Record excerpts:
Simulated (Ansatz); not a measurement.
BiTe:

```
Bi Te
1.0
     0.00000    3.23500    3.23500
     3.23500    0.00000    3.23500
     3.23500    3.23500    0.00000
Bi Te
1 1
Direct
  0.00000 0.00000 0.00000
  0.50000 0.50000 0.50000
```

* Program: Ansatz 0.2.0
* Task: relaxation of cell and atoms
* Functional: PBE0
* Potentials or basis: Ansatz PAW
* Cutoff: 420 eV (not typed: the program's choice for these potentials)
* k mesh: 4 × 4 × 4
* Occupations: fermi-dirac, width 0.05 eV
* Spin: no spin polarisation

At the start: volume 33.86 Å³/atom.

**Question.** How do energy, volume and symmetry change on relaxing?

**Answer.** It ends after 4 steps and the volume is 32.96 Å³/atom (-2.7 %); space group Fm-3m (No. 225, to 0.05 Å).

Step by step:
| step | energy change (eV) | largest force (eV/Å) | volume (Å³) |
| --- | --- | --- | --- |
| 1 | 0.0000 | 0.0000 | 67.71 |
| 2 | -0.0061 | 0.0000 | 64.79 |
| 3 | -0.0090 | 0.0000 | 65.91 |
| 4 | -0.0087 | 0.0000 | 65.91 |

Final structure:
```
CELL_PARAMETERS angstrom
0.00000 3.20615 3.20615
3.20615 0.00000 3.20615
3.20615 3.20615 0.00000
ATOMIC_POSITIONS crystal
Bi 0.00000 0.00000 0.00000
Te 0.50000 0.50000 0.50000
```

Assignment:
Transcribe every entry, keeping each line exactly as it reads.

Your solution:
Simulated (Ansatz); not a measurement.
BiTe:

```
Bi Te
1.0
     0.00000    3.23500    3.23500
     3.23500    0.00000    3.23500
     3.23500    3.23500    0.00000
Bi Te
1 1
Direct
  0.00000 0.00000 0.00000
  0.50000 0.50000 0.50000
```

* Program: Ansatz 0.2.0
* Task: relaxation of cell and atoms
* Functional: PBE0
* Potentials or basis: Ansatz PAW
* Cutoff: 420 eV (not typed: the program's choice for these potentials)
* k mesh: 4 × 4 × 4
* Occupations: fermi-dirac, width 0.05 eV
* Spin: no spin polarisation

At the start: volume 33.86 Å³/atom.

**Question.** How do energy, volume and symmetry change on relaxing?

**Answer.** It ends after 4 steps and the volume is 32.96 Å³/atom (-2.7 %); space group Fm-3m (No. 225, to 0.05 Å).

Step by step:
| step | energy change (eV) | largest force (eV/Å) | volume (Å³) |
| --- | --- | --- | --- |
| 1 | 0.0000 | 0.0000 | 67.71 |
| 2 | -0.0061 | 0.0000 | 64.79 |
| 3 | -0.0090 | 0.0000 | 65.91 |
| 4 | -0.0087 | 0.0000 | 65.91 |

Final structure:
```
CELL_PARAMETERS angstrom
0.00000 3.20615 3.20615
3.20615 0.00000 3.20615
3.20615 3.20615 0.00000
ATOMIC_POSITIONS crystal
Bi 0.00000 0.00000 0.00000
Te 0.50000 0.50000 0.50000
```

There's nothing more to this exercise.